Provided records
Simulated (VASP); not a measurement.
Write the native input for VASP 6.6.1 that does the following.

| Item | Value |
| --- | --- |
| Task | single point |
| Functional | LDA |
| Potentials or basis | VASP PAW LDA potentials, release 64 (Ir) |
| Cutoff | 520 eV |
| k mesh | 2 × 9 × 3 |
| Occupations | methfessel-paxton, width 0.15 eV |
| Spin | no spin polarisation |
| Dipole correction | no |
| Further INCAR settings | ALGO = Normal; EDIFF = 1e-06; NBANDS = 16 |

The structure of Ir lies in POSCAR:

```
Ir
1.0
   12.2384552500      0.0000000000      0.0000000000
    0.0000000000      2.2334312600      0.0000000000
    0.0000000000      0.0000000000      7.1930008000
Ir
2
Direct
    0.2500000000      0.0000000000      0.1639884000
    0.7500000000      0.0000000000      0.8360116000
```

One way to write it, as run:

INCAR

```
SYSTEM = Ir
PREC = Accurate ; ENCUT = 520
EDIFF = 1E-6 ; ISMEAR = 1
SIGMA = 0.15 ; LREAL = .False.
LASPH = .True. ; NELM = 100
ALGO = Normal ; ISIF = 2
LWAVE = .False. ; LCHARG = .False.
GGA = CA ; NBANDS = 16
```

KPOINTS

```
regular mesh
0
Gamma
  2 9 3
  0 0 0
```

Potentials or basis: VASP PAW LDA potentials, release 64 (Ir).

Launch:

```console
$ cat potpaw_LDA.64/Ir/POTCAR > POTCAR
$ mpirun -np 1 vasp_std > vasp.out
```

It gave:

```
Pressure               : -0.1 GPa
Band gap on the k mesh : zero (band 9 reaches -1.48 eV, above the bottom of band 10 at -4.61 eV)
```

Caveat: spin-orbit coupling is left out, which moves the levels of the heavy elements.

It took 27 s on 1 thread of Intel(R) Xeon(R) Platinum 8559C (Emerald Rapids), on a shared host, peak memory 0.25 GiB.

Work order
In the entries above, one line contains "spin polarisation |" and another contains "Caveat: spin-orbit coupling". Reproduce exactly those two lines and the lines between them, nothing else.

Response box
| Spin | no spin polarisation |
| Dipole correction | no |
| Further INCAR settings | ALGO = Normal; EDIFF = 1e-06; NBANDS = 16 |

The structure of Ir lies in POSCAR:

```
Ir
1.0
   12.2384552500      0.0000000000      0.0000000000
    0.0000000000      2.2334312600      0.0000000000
    0.0000000000      0.0000000000      7.1930008000
Ir
2
Direct
    0.2500000000      0.0000000000      0.1639884000
    0.7500000000      0.0000000000      0.8360116000
```

One way to write it, as run:

INCAR

```
SYSTEM = Ir
PREC = Accurate ; ENCUT = 520
EDIFF = 1E-6 ; ISMEAR = 1
SIGMA = 0.15 ; LREAL = .False.
LASPH = .True. ; NELM = 100
ALGO = Normal ; ISIF = 2
LWAVE = .False. ; LCHARG = .False.
GGA = CA ; NBANDS = 16
```

KPOINTS

```
regular mesh
0
Gamma
  2 9 3
  0 0 0
```

Potentials or basis: VASP PAW LDA potentials, release 64 (Ir).

Launch:

```console
$ cat potpaw_LDA.64/Ir/POTCAR > POTCAR
$ mpirun -np 1 vasp_std > vasp.out
```

It gave:

```
Pressure               : -0.1 GPa
Band gap on the k mesh : zero (band 9 reaches -1.48 eV, above the bottom of band 10 at -4.61 eV)
```

Caveat: spin-orbit coupling is left out, which moves the levels of the heavy elements.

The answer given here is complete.